| Work request |
Please copy the leading lines of the entries below exactly, concluding with the line in which "The geometry is" occurs.

| Data shown |
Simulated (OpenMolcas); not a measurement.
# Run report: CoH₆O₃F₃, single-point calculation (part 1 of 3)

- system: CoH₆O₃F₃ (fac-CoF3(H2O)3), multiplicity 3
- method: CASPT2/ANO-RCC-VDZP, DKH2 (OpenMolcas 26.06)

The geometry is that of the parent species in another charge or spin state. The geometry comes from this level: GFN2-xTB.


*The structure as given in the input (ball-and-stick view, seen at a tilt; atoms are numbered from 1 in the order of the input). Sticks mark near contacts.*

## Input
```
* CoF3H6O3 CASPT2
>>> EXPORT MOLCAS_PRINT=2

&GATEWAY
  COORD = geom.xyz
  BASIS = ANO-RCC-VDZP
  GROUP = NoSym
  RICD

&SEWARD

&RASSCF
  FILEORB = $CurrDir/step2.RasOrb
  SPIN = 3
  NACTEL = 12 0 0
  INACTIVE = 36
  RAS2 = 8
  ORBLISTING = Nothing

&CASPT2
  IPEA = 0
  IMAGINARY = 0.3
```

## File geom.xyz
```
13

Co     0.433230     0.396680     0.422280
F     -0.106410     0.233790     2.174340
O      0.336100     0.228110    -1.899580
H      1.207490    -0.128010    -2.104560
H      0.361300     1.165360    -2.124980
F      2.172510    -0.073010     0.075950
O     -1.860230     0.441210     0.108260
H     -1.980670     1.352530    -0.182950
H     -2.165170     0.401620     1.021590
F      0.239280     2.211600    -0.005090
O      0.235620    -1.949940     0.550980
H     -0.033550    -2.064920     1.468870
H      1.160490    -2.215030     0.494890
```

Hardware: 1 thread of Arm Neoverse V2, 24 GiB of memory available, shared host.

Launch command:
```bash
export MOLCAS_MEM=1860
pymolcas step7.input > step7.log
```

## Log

| Answer space |
Simulated (OpenMolcas); not a measurement.
# Run report: CoH₆O₃F₃, single-point calculation (part 1 of 3)

- system: CoH₆O₃F₃ (fac-CoF3(H2O)3), multiplicity 3
- method: CASPT2/ANO-RCC-VDZP, DKH2 (OpenMolcas 26.06)

The geometry is that of the parent species in another charge or spin state. The geometry comes from this level: GFN2-xTB.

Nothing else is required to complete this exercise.